### [EXTRACTED RECORDS]
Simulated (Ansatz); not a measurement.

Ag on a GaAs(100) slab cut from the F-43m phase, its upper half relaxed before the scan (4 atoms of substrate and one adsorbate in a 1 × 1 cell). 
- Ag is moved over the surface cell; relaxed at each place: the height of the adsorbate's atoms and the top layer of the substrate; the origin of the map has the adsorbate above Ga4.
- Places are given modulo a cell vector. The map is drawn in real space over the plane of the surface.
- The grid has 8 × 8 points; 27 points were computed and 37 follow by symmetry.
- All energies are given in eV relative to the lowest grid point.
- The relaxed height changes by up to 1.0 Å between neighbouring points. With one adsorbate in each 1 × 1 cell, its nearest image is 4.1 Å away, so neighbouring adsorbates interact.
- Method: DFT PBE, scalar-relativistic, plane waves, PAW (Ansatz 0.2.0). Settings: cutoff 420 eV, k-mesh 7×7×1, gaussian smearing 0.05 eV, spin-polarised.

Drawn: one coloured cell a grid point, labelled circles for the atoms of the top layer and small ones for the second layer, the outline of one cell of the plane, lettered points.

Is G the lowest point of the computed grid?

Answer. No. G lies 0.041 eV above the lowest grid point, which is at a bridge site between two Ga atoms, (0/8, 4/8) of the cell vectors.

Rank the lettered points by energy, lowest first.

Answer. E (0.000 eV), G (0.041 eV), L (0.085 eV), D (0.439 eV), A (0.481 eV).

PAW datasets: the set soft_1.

### [ASSIGNED TASK]
Retype exactly the lines above, from the one with "Rank the lettered" through the one with "Answer. E (0.000", inclusive.

### [EXERCISE RESULT]
Rank the lettered points by energy, lowest first.

Answer. E (0.000 eV), G (0.041 eV), L (0.085 eV), D (0.439 eV), A (0.481 eV).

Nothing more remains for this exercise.